=====

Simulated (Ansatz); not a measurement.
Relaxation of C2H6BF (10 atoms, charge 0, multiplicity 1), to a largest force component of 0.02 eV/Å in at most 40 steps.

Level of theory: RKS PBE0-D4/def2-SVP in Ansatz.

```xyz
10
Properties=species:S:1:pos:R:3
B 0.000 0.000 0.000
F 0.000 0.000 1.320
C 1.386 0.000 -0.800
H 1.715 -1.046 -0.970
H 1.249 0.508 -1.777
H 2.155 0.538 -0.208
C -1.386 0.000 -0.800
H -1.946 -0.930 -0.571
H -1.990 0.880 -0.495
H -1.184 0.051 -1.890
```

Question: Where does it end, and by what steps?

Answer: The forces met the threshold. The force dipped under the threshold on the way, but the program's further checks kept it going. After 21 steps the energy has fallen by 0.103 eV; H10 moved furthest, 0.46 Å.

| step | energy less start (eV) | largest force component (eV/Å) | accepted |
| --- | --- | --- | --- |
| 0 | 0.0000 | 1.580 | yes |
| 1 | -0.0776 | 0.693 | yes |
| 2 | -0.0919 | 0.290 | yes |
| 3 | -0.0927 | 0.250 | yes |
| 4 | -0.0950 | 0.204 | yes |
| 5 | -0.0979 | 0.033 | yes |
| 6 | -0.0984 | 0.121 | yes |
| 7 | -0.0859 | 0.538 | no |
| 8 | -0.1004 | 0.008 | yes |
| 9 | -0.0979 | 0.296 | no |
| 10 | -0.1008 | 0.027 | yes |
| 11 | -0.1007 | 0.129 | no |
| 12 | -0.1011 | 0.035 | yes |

=====

- Work order
With the line that has "0.121 | yes |" as the first and the line that has "0.129 | no |" as the last, repeat exactly that run of lines above and no more.

- Answer box
| 6 | -0.0984 | 0.121 | yes |
| 7 | -0.0859 | 0.538 | no |
| 8 | -0.1004 | 0.008 | yes |
| 9 | -0.0979 | 0.296 | no |
| 10 | -0.1008 | 0.027 | yes |
| 11 | -0.1007 | 0.129 | no |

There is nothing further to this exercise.